----------------

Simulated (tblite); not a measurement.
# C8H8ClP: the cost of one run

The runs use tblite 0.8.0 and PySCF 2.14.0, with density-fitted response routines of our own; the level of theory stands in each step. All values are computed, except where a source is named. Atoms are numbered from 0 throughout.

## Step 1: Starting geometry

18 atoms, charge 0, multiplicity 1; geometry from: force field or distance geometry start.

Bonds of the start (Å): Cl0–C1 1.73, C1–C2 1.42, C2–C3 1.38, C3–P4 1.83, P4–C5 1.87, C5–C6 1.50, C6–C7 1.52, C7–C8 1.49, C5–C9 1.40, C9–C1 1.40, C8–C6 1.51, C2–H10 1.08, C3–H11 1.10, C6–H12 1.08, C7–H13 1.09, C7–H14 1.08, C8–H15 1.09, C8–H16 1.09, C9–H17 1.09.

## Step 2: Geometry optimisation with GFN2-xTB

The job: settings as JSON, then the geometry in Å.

----------------

• _Exercise_
Reproduce, character for character, only the lines of the preceding data that start at the line with "The runs use" and end at the line with "## Step 2: Geometry", both included.

• _Written reply_
The runs use tblite 0.8.0 and PySCF 2.14.0, with density-fitted response routines of our own; the level of theory stands in each step. All values are computed, except where a source is named. Atoms are numbered from 0 throughout.

## Step 1: Starting geometry

18 atoms, charge 0, multiplicity 1; geometry from: force field or distance geometry start.

Bonds of the start (Å): Cl0–C1 1.73, C1–C2 1.42, C2–C3 1.38, C3–P4 1.83, P4–C5 1.87, C5–C6 1.50, C6–C7 1.52, C7–C8 1.49, C5–C9 1.40, C9–C1 1.40, C8–C6 1.51, C2–H10 1.08, C3–H11 1.10, C6–H12 1.08, C7–H13 1.09, C7–H14 1.08, C8–H15 1.09, C8–H16 1.09, C9–H17 1.09.

## Step 2: Geometry optimisation with GFN2-xTB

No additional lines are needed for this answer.